▶ **Work request**
Your answer should be the lines below from the one holding "Levels and slopes" through the one holding "(ħω_p,α)² = (e²/ε₀VN_k)", copied exactly and with nothing else.

■ ■ ■ ■
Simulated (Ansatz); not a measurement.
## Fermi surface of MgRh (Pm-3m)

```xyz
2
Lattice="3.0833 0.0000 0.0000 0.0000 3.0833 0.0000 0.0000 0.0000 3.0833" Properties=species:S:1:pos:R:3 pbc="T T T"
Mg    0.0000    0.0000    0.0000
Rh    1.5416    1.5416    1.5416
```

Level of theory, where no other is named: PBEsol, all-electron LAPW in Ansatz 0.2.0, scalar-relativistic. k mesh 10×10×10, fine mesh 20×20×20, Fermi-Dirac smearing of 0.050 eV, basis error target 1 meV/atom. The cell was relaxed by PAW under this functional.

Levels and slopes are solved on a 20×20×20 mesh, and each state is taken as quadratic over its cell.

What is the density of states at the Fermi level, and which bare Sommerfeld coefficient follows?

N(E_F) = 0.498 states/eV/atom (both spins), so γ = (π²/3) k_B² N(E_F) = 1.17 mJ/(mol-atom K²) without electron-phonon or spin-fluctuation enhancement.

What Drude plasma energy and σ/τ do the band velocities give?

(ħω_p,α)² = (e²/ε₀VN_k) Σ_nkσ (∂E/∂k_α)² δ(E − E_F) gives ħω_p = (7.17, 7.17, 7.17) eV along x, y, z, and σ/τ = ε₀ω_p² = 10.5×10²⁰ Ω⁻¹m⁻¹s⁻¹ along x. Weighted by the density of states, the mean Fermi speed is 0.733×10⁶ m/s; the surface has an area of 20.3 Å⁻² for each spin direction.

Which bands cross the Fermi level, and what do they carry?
■ ■ ■ ■

▶ **Expected answer**
Levels and slopes are solved on a 20×20×20 mesh, and each state is taken as quadratic over its cell.

What is the density of states at the Fermi level, and which bare Sommerfeld coefficient follows?

N(E_F) = 0.498 states/eV/atom (both spins), so γ = (π²/3) k_B² N(E_F) = 1.17 mJ/(mol-atom K²) without electron-phonon or spin-fluctuation enhancement.

What Drude plasma energy and σ/τ do the band velocities give?

(ħω_p,α)² = (e²/ε₀VN_k) Σ_nkσ (∂E/∂k_α)² δ(E − E_F) gives ħω_p = (7.17, 7.17, 7.17) eV along x, y, z, and σ/τ = ε₀ω_p² = 10.5×10²⁰ Ω⁻¹m⁻¹s⁻¹ along x. Weighted by the density of states, the mean Fermi speed is 0.733×10⁶ m/s; the surface has an area of 20.3 Å⁻² for each spin direction.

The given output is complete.